**SOURCE DATA:**
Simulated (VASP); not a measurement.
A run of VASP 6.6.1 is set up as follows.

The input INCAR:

**TASK ITEM:** The data must be duplicated exactly, with nothing left out.

**ANSWER AREA:**
Simulated (VASP); not a measurement.
A run of VASP 6.6.1 is set up as follows.

The input INCAR:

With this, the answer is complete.